[[ LISTED RECORDS open ]]

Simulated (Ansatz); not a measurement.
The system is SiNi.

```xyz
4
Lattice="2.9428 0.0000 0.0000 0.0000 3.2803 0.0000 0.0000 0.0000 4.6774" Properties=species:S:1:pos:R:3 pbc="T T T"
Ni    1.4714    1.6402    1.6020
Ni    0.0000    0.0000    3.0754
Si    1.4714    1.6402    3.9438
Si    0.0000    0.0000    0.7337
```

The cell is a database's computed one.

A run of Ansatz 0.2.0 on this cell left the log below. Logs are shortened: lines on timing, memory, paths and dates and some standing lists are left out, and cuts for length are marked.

[[ LISTED RECORDS closed ]]

Set down the data above once more so that nothing differs from the original.

Simulated (Ansatz); not a measurement.
The system is SiNi.

```xyz
4
Lattice="2.9428 0.0000 0.0000 0.0000 3.2803 0.0000 0.0000 0.0000 4.6774" Properties=species:S:1:pos:R:3 pbc="T T T"
Ni    1.4714    1.6402    1.6020
Ni    0.0000    0.0000    3.0754
Si    1.4714    1.6402    3.9438
Si    0.0000    0.0000    0.7337
```

The cell is a database's computed one.

A run of Ansatz 0.2.0 on this cell left the log below. Logs are shortened: lines on timing, memory, paths and dates and some standing lists are left out, and cuts for length are marked.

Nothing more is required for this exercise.